With the listing in front of you, retype it exactly.

[Opening Extracted entries section]
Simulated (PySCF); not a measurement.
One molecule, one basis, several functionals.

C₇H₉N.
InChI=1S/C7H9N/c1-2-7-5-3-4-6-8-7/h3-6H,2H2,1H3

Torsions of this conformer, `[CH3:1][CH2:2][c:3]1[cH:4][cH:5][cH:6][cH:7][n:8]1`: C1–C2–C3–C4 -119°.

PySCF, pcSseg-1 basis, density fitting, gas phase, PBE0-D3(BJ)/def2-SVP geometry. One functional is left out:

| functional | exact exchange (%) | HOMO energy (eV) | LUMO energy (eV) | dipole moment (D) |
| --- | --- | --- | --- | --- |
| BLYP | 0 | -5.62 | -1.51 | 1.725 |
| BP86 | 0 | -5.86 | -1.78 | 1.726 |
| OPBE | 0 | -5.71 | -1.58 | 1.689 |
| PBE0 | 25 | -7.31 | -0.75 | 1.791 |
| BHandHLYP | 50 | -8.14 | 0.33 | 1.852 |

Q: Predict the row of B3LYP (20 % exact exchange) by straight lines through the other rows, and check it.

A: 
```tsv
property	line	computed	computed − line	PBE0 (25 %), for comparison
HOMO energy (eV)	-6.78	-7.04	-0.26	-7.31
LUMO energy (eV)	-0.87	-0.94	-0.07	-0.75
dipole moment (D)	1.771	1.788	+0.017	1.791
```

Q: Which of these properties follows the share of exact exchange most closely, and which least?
[Closing Extracted entries section]

• Exercise output
Simulated (PySCF); not a measurement.
One molecule, one basis, several functionals.

C₇H₉N.
InChI=1S/C7H9N/c1-2-7-5-3-4-6-8-7/h3-6H,2H2,1H3

Torsions of this conformer, `[CH3:1][CH2:2][c:3]1[cH:4][cH:5][cH:6][cH:7][n:8]1`: C1–C2–C3–C4 -119°.

PySCF, pcSseg-1 basis, density fitting, gas phase, PBE0-D3(BJ)/def2-SVP geometry. One functional is left out:

| functional | exact exchange (%) | HOMO energy (eV) | LUMO energy (eV) | dipole moment (D) |
| --- | --- | --- | --- | --- |
| BLYP | 0 | -5.62 | -1.51 | 1.725 |
| BP86 | 0 | -5.86 | -1.78 | 1.726 |
| OPBE | 0 | -5.71 | -1.58 | 1.689 |
| PBE0 | 25 | -7.31 | -0.75 | 1.791 |
| BHandHLYP | 50 | -8.14 | 0.33 | 1.852 |

Q: Predict the row of B3LYP (20 % exact exchange) by straight lines through the other rows, and check it.

A: 
```tsv
property	line	computed	computed − line	PBE0 (25 %), for comparison
HOMO energy (eV)	-6.78	-7.04	-0.26	-7.31
LUMO energy (eV)	-0.87	-0.94	-0.07	-0.75
dipole moment (D)	1.771	1.788	+0.017	1.791
```

Q: Which of these properties follows the share of exact exchange most closely, and which least?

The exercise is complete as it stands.